[Action item]
Every line of the material below, from the top through the line with "PySCF, dipoles from", should be reproduced exactly.

[Excerpted data]
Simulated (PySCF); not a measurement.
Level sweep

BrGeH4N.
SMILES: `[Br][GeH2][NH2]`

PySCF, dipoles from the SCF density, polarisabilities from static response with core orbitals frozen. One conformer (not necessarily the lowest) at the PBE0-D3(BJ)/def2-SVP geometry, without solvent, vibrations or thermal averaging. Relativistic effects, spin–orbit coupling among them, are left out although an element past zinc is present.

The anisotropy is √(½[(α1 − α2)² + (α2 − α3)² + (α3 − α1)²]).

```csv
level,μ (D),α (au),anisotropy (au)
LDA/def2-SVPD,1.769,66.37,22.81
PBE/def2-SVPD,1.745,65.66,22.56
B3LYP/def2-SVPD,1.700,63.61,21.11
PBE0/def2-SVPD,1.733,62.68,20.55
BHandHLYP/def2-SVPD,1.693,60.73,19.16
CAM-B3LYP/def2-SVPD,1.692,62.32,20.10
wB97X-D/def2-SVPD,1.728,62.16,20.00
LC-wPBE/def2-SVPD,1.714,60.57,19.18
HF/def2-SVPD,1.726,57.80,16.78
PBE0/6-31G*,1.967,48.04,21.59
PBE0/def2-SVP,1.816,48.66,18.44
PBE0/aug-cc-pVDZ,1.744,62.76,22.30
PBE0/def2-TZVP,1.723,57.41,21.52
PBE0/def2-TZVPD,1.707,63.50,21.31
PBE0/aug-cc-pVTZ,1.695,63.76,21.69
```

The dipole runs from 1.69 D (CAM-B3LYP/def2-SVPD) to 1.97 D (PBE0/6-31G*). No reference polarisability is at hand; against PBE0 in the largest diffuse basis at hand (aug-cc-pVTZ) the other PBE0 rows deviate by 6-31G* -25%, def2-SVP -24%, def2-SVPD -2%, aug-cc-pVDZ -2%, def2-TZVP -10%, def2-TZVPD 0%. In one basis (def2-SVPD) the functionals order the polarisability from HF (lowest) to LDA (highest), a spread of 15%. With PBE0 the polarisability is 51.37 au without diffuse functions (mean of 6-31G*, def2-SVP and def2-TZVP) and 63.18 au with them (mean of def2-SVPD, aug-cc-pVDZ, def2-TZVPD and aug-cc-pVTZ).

[Response box]
Simulated (PySCF); not a measurement.
Level sweep

BrGeH4N.
SMILES: `[Br][GeH2][NH2]`

PySCF, dipoles from the SCF density, polarisabilities from static response with core orbitals frozen. One conformer (not necessarily the lowest) at the PBE0-D3(BJ)/def2-SVP geometry, without solvent, vibrations or thermal averaging. Relativistic effects, spin–orbit coupling among them, are left out although an element past zinc is present.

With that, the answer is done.